Work item
Each line from the beginning of the data below through the line containing "### Question" should be repeated exactly, please.

───── Extracted records
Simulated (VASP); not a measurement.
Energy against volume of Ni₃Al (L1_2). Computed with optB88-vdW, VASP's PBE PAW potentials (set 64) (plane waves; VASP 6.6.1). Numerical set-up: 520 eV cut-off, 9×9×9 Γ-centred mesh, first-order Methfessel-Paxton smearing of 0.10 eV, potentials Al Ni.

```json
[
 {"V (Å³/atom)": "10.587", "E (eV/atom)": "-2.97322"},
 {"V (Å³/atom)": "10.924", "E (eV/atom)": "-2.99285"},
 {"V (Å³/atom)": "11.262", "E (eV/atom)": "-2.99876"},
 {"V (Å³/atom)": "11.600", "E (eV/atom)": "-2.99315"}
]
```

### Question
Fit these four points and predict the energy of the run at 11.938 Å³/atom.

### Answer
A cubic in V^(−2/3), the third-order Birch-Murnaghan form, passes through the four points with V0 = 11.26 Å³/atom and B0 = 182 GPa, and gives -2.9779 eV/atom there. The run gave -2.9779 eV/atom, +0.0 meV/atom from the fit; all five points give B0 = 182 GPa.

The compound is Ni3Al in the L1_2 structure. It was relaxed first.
──────────

Problem solution
Simulated (VASP); not a measurement.
Energy against volume of Ni₃Al (L1_2). Computed with optB88-vdW, VASP's PBE PAW potentials (set 64) (plane waves; VASP 6.6.1). Numerical set-up: 520 eV cut-off, 9×9×9 Γ-centred mesh, first-order Methfessel-Paxton smearing of 0.10 eV, potentials Al Ni.

```json
[
 {"V (Å³/atom)": "10.587", "E (eV/atom)": "-2.97322"},
 {"V (Å³/atom)": "10.924", "E (eV/atom)": "-2.99285"},
 {"V (Å³/atom)": "11.262", "E (eV/atom)": "-2.99876"},
 {"V (Å³/atom)": "11.600", "E (eV/atom)": "-2.99315"}
]
```

### Question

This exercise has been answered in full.